**ASSIGNMENT:**
Each line below should be written out again without any change.

============
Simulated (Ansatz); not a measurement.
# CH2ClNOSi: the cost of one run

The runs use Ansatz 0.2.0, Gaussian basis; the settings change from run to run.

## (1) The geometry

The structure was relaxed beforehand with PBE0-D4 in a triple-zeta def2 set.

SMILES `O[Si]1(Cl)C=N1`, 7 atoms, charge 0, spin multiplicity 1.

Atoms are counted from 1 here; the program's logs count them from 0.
============

**TASK OUTPUT:**
Simulated (Ansatz); not a measurement.
# CH2ClNOSi: the cost of one run

The runs use Ansatz 0.2.0, Gaussian basis; the settings change from run to run.

## (1) The geometry

The structure was relaxed beforehand with PBE0-D4 in a triple-zeta def2 set.

SMILES `O[Si]1(Cl)C=N1`, 7 atoms, charge 0, spin multiplicity 1.

Atoms are counted from 1 here; the program's logs count them from 0.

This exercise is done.